ACTION ITEM: Every line of the material below should be copied exactly.

· · · · ·
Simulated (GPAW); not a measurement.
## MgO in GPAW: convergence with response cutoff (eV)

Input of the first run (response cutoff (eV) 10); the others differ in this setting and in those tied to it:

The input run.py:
· · · · ·

RESPONSE BOX:
Simulated (GPAW); not a measurement.
## MgO in GPAW: convergence with response cutoff (eV)

Input of the first run (response cutoff (eV) 10); the others differ in this setting and in those tied to it:

The input run.py:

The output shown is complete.